§ **ACTION ITEM**
Reproduce, exactly, the lines of the material below from the line containing "Harmonic wavenumbers at" through the line containing "6. Atomisation enthalpy", with both end lines included and nothing else.

§ **DATASET RECORDS**
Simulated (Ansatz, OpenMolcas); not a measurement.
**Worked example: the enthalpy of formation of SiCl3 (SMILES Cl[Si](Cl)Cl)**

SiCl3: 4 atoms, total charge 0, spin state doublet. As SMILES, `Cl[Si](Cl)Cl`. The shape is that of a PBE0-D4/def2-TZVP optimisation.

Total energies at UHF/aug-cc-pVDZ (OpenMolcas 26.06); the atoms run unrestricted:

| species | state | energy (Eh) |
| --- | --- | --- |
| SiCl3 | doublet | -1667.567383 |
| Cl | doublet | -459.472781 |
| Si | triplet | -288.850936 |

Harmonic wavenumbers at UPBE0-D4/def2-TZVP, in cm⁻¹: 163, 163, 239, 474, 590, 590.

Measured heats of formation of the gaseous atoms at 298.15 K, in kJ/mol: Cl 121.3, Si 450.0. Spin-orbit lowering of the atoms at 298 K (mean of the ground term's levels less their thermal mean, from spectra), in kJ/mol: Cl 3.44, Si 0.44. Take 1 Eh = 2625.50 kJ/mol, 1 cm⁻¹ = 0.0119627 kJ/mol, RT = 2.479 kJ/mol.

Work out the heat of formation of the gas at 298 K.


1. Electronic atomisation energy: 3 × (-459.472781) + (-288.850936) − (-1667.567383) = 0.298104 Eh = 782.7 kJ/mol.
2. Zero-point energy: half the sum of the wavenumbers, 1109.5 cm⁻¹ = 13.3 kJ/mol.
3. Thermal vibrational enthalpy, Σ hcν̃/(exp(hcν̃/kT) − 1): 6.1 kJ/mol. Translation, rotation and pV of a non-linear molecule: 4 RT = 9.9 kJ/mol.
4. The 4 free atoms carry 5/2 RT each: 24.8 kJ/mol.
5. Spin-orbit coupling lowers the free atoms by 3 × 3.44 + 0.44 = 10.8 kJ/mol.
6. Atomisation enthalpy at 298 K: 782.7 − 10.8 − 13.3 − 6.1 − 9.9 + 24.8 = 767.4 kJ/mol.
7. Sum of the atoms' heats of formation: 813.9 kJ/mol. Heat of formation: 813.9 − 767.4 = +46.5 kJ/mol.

§ **EXERCISE OUTPUT**
Harmonic wavenumbers at UPBE0-D4/def2-TZVP, in cm⁻¹: 163, 163, 239, 474, 590, 590.

Measured heats of formation of the gaseous atoms at 298.15 K, in kJ/mol: Cl 121.3, Si 450.0. Spin-orbit lowering of the atoms at 298 K (mean of the ground term's levels less their thermal mean, from spectra), in kJ/mol: Cl 3.44, Si 0.44. Take 1 Eh = 2625.50 kJ/mol, 1 cm⁻¹ = 0.0119627 kJ/mol, RT = 2.479 kJ/mol.

Work out the heat of formation of the gas at 298 K.


1. Electronic atomisation energy: 3 × (-459.472781) + (-288.850936) − (-1667.567383) = 0.298104 Eh = 782.7 kJ/mol.
2. Zero-point energy: half the sum of the wavenumbers, 1109.5 cm⁻¹ = 13.3 kJ/mol.
3. Thermal vibrational enthalpy, Σ hcν̃/(exp(hcν̃/kT) − 1): 6.1 kJ/mol. Translation, rotation and pV of a non-linear molecule: 4 RT = 9.9 kJ/mol.
4. The 4 free atoms carry 5/2 RT each: 24.8 kJ/mol.
5. Spin-orbit coupling lowers the free atoms by 3 × 3.44 + 0.44 = 10.8 kJ/mol.
6. Atomisation enthalpy at 298 K: 782.7 − 10.8 − 13.3 − 6.1 − 9.9 + 24.8 = 767.4 kJ/mol.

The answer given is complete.